■ **Work item**
Your reply must consist of the data below, reproduced character for character.

■ **Material provided**
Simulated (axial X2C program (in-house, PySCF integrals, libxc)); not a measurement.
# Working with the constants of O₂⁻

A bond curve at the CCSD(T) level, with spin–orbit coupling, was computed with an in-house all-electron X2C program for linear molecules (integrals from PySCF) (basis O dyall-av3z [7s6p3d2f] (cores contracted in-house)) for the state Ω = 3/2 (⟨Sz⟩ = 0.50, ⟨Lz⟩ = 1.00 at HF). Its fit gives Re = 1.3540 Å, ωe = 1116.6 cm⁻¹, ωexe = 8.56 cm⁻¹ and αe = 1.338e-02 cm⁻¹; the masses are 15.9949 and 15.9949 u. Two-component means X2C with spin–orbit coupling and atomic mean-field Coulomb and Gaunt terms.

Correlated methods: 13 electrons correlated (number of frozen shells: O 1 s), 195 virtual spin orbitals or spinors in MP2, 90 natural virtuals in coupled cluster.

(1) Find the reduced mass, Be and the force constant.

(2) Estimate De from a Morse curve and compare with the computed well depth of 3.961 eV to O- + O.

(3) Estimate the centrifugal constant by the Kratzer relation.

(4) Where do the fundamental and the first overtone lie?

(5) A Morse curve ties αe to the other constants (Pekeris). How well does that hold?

■ **Answer box**
Simulated (axial X2C program (in-house, PySCF integrals, libxc)); not a measurement.
# Working with the constants of O₂⁻

A bond curve at the CCSD(T) level, with spin–orbit coupling, was computed with an in-house all-electron X2C program for linear molecules (integrals from PySCF) (basis O dyall-av3z [7s6p3d2f] (cores contracted in-house)) for the state Ω = 3/2 (⟨Sz⟩ = 0.50, ⟨Lz⟩ = 1.00 at HF). Its fit gives Re = 1.3540 Å, ωe = 1116.6 cm⁻¹, ωexe = 8.56 cm⁻¹ and αe = 1.338e-02 cm⁻¹; the masses are 15.9949 and 15.9949 u. Two-component means X2C with spin–orbit coupling and atomic mean-field Coulomb and Gaunt terms.

Correlated methods: 13 electrons correlated (number of frozen shells: O 1 s), 195 virtual spin orbitals or spinors in MP2, 90 natural virtuals in coupled cluster.

(1) Find the reduced mass, Be and the force constant.

(2) Estimate De from a Morse curve and compare with the computed well depth of 3.961 eV to O- + O.

(3) Estimate the centrifugal constant by the Kratzer relation.

(4) Where do the fundamental and the first overtone lie?

(5) A Morse curve ties αe to the other constants (Pekeris). How well does that hold?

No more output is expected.